#### [Data excerpts]
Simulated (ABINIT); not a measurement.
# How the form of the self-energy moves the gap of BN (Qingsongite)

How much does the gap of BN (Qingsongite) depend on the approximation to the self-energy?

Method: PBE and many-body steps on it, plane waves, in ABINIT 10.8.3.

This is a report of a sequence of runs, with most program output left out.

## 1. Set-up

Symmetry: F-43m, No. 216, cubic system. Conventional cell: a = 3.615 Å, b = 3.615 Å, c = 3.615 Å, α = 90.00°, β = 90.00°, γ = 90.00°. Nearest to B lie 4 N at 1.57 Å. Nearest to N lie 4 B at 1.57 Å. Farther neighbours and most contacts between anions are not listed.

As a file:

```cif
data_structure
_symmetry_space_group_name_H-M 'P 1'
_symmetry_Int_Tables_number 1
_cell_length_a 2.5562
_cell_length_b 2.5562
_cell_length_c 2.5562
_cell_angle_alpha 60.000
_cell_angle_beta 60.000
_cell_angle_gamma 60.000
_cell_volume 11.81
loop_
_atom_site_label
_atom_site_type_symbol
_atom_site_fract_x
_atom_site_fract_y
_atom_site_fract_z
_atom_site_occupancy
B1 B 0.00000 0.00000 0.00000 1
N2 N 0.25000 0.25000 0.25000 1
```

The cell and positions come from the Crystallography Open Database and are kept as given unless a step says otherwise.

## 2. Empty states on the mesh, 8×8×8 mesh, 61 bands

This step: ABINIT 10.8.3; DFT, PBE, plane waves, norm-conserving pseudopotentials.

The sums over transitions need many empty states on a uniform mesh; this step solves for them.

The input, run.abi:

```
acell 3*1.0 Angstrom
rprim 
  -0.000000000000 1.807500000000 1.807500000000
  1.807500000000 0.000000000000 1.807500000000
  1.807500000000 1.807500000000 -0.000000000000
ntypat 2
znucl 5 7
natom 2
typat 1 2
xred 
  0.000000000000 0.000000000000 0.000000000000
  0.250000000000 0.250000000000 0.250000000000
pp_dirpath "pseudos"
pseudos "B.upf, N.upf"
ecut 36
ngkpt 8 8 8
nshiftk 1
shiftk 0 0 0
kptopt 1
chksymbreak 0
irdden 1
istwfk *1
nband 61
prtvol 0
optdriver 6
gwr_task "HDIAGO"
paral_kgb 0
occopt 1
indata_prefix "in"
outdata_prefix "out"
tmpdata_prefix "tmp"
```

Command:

#### [Work request]
Return, please, the lines of the data from the first through the line containing "The cell and", both kept, exactly as they stand and nothing more.

#### [Response]
Simulated (ABINIT); not a measurement.
# How the form of the self-energy moves the gap of BN (Qingsongite)

How much does the gap of BN (Qingsongite) depend on the approximation to the self-energy?

Method: PBE and many-body steps on it, plane waves, in ABINIT 10.8.3.

This is a report of a sequence of runs, with most program output left out.

## 1. Set-up

Symmetry: F-43m, No. 216, cubic system. Conventional cell: a = 3.615 Å, b = 3.615 Å, c = 3.615 Å, α = 90.00°, β = 90.00°, γ = 90.00°. Nearest to B lie 4 N at 1.57 Å. Nearest to N lie 4 B at 1.57 Å. Farther neighbours and most contacts between anions are not listed.

As a file:

```cif
data_structure
_symmetry_space_group_name_H-M 'P 1'
_symmetry_Int_Tables_number 1
_cell_length_a 2.5562
_cell_length_b 2.5562
_cell_length_c 2.5562
_cell_angle_alpha 60.000
_cell_angle_beta 60.000
_cell_angle_gamma 60.000
_cell_volume 11.81
loop_
_atom_site_label
_atom_site_type_symbol
_atom_site_fract_x
_atom_site_fract_y
_atom_site_fract_z
_atom_site_occupancy
B1 B 0.00000 0.00000 0.00000 1
N2 N 0.25000 0.25000 0.25000 1
```

The cell and positions come from the Crystallography Open Database and are kept as given unless a step says otherwise.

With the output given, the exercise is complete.